DATA SUPPLIED>
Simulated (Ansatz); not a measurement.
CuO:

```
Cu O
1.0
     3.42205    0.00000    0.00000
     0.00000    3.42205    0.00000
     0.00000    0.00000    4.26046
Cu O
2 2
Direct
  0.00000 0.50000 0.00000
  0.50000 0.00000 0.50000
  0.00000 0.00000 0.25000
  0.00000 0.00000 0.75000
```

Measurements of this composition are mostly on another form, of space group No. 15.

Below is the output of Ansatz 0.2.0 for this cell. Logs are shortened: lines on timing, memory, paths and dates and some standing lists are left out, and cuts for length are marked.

WORK TASK> Every line from the top of the material above through the line holding "Measurements of this" should be reproduced word for word, and nothing beyond it.

EXERCISE OUTPUT>
Simulated (Ansatz); not a measurement.
CuO:

```
Cu O
1.0
     3.42205    0.00000    0.00000
     0.00000    3.42205    0.00000
     0.00000    0.00000    4.26046
Cu O
2 2
Direct
  0.00000 0.50000 0.00000
  0.50000 0.00000 0.50000
  0.00000 0.00000 0.25000
  0.00000 0.00000 0.75000
```

Measurements of this composition are mostly on another form, of space group No. 15.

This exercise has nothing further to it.